===== Data section =====
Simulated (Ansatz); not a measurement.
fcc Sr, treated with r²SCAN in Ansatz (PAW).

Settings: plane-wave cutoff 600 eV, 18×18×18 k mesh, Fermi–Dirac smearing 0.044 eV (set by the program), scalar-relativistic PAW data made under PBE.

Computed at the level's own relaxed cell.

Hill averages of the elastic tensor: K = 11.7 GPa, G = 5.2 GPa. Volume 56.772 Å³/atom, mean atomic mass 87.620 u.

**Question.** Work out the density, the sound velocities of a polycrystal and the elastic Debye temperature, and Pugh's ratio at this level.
=====

* **Action item**:
Reproduce the entries exactly, starting at their first line and stopping after the line with "Hill averages of".

* **Exercise response**:
Simulated (Ansatz); not a measurement.
fcc Sr, treated with r²SCAN in Ansatz (PAW).

Settings: plane-wave cutoff 600 eV, 18×18×18 k mesh, Fermi–Dirac smearing 0.044 eV (set by the program), scalar-relativistic PAW data made under PBE.

Computed at the level's own relaxed cell.

Hill averages of the elastic tensor: K = 11.7 GPa, G = 5.2 GPa. Volume 56.772 Å³/atom, mean atomic mass 87.620 u.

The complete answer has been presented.